Exercise
All records that follow are to be output exactly.

--------

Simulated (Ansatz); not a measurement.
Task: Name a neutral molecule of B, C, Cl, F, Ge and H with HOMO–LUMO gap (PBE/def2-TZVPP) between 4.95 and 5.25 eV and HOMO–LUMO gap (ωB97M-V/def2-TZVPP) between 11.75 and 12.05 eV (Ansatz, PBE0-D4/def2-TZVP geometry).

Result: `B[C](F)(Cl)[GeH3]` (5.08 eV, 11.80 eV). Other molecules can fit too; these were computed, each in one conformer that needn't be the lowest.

--------

Exercise answer
Simulated (Ansatz); not a measurement.
Task: Name a neutral molecule of B, C, Cl, F, Ge and H with HOMO–LUMO gap (PBE/def2-TZVPP) between 4.95 and 5.25 eV and HOMO–LUMO gap (ωB97M-V/def2-TZVPP) between 11.75 and 12.05 eV (Ansatz, PBE0-D4/def2-TZVP geometry).

Result: `B[C](F)(Cl)[GeH3]` (5.08 eV, 11.80 eV). Other molecules can fit too; these were computed, each in one conformer that needn't be the lowest.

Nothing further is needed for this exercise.